■ **GIVEN INFORMATION**:
......

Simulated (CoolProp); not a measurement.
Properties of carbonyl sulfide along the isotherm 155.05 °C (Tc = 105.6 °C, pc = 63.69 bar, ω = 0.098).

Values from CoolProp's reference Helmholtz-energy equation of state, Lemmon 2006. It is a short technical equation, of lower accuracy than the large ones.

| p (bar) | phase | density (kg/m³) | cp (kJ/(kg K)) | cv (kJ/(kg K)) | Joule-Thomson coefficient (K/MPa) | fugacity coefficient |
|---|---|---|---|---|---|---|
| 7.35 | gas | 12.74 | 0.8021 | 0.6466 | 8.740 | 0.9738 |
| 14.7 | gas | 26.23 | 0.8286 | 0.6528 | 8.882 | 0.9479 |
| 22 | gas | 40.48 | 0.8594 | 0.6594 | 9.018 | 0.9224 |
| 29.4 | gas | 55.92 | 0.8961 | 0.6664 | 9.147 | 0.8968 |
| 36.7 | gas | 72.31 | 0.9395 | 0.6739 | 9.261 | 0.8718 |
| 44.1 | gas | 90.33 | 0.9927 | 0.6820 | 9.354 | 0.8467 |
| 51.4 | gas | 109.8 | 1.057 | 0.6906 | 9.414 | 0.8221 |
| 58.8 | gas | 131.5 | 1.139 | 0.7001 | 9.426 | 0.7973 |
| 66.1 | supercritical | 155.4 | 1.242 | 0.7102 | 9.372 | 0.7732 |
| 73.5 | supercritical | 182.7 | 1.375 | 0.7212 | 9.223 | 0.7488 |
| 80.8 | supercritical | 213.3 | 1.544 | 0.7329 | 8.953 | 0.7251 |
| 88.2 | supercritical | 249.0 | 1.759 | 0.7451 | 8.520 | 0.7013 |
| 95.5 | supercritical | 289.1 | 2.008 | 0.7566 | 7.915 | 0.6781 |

......

What is needed is a word-for-word copy of the records above, from the first line through the line that contains "9.147 | 0.8968 |".

■ **ANSWER SPACE**:
Simulated (CoolProp); not a measurement.
Properties of carbonyl sulfide along the isotherm 155.05 °C (Tc = 105.6 °C, pc = 63.69 bar, ω = 0.098).

Values from CoolProp's reference Helmholtz-energy equation of state, Lemmon 2006. It is a short technical equation, of lower accuracy than the large ones.

| p (bar) | phase | density (kg/m³) | cp (kJ/(kg K)) | cv (kJ/(kg K)) | Joule-Thomson coefficient (K/MPa) | fugacity coefficient |
|---|---|---|---|---|---|---|
| 7.35 | gas | 12.74 | 0.8021 | 0.6466 | 8.740 | 0.9738 |
| 14.7 | gas | 26.23 | 0.8286 | 0.6528 | 8.882 | 0.9479 |
| 22 | gas | 40.48 | 0.8594 | 0.6594 | 9.018 | 0.9224 |
| 29.4 | gas | 55.92 | 0.8961 | 0.6664 | 9.147 | 0.8968 |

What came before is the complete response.